##############################
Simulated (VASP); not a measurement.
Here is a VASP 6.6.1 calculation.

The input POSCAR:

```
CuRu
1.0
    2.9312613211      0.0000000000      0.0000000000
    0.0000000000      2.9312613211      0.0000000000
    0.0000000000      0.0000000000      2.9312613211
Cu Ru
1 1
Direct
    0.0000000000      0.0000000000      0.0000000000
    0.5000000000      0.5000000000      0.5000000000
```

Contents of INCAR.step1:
##############################

__Required action__. Could you please print the entire listing exactly?

__Answer space__.
Simulated (VASP); not a measurement.
Here is a VASP 6.6.1 calculation.

The input POSCAR:

```
CuRu
1.0
    2.9312613211      0.0000000000      0.0000000000
    0.0000000000      2.9312613211      0.0000000000
    0.0000000000      0.0000000000      2.9312613211
Cu Ru
1 1
Direct
    0.0000000000      0.0000000000      0.0000000000
    0.5000000000      0.5000000000      0.5000000000
```

Contents of INCAR.step1:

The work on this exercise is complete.